--------------------

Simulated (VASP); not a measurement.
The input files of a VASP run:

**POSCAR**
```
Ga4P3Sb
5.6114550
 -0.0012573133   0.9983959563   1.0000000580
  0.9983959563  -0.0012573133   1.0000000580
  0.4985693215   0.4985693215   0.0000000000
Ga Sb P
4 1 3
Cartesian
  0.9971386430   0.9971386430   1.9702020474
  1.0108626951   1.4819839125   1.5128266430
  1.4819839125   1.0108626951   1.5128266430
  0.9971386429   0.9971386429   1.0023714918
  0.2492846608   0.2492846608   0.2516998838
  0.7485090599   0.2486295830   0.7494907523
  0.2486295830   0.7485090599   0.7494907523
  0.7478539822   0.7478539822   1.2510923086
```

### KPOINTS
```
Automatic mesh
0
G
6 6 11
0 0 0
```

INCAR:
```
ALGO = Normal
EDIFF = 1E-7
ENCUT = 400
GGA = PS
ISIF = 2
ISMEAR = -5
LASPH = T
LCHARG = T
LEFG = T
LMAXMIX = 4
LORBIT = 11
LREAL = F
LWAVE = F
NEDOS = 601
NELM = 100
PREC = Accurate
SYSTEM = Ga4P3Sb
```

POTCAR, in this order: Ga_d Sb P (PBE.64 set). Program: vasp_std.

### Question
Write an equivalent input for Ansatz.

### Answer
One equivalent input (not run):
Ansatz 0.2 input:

--------------------

ASSIGNMENT:
Given the data above, transcribe exactly the lines from the one containing "Write an equivalent input for Ansatz." down to the one containing "One equivalent input", and no others.

ANSWER SECTION:
Write an equivalent input for Ansatz.

### Answer
One equivalent input (not run):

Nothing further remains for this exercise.